*Work item*: The records that follow are to be repeated exactly, in full.

*Given entries*:
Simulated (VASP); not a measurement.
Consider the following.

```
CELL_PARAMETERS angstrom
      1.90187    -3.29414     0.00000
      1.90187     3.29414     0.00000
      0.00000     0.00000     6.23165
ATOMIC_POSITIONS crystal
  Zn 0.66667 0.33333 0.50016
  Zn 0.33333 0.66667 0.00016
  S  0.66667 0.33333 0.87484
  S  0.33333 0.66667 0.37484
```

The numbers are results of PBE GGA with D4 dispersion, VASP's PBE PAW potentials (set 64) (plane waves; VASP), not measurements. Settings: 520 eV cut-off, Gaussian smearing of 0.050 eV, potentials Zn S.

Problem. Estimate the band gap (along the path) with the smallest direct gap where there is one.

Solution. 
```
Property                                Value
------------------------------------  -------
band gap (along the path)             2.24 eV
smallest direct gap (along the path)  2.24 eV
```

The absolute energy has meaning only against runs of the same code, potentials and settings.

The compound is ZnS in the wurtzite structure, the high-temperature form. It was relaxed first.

*Solution*:
Simulated (VASP); not a measurement.
Consider the following.

```
CELL_PARAMETERS angstrom
      1.90187    -3.29414     0.00000
      1.90187     3.29414     0.00000
      0.00000     0.00000     6.23165
ATOMIC_POSITIONS crystal
  Zn 0.66667 0.33333 0.50016
  Zn 0.33333 0.66667 0.00016
  S  0.66667 0.33333 0.87484
  S  0.33333 0.66667 0.37484
```

The numbers are results of PBE GGA with D4 dispersion, VASP's PBE PAW potentials (set 64) (plane waves; VASP), not measurements. Settings: 520 eV cut-off, Gaussian smearing of 0.050 eV, potentials Zn S.

Problem. Estimate the band gap (along the path) with the smallest direct gap where there is one.

Solution. 
```
Property                                Value
------------------------------------  -------
band gap (along the path)             2.24 eV
smallest direct gap (along the path)  2.24 eV
```

The absolute energy has meaning only against runs of the same code, potentials and settings.

The compound is ZnS in the wurtzite structure, the high-temperature form. It was relaxed first.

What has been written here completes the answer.